REQUIREMENT.
Write out, word for word, only the data from its first line to the line containing "Computed with DFT, revPBE, plane".

PROVIDED RECORDS.
== Segment start ==

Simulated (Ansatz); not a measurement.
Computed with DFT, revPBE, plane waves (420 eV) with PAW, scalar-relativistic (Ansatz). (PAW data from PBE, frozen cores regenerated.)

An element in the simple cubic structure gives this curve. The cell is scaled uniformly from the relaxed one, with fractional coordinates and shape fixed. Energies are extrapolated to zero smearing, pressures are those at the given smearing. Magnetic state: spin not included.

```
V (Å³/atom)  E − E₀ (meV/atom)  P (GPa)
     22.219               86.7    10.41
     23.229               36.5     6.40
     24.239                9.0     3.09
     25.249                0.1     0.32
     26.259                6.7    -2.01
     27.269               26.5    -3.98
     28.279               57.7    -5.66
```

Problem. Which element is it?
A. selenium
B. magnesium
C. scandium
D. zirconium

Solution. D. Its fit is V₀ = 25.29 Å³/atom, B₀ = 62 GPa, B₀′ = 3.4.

== Segment end ==

WRITTEN ANSWER.
Simulated (Ansatz); not a measurement.
Computed with DFT, revPBE, plane waves (420 eV) with PAW, scalar-relativistic (Ansatz). (PAW data from PBE, frozen cores regenerated.)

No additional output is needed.